--- Required action ---
Once the line containing "Computed with Ansatz" is found in the entries below, reproduce it and every line after it, stopping at and including the line containing "It takes space"; reproduce nothing else, and keep each line exact.

=======

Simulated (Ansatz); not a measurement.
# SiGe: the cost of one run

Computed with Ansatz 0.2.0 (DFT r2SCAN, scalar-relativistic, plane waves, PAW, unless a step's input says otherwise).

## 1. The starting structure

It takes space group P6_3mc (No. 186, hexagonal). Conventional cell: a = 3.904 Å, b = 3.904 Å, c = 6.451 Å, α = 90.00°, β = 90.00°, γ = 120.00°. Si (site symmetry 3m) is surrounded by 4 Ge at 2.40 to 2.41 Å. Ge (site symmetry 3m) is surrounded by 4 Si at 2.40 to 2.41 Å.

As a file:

=======

--- Response box ---
Computed with Ansatz 0.2.0 (DFT r2SCAN, scalar-relativistic, plane waves, PAW, unless a step's input says otherwise).

## 1. The starting structure

It takes space group P6_3mc (No. 186, hexagonal). Conventional cell: a = 3.904 Å, b = 3.904 Å, c = 6.451 Å, α = 90.00°, β = 90.00°, γ = 120.00°. Si (site symmetry 3m) is surrounded by 4 Ge at 2.40 to 2.41 Å. Ge (site symmetry 3m) is surrounded by 4 Si at 2.40 to 2.41 Å.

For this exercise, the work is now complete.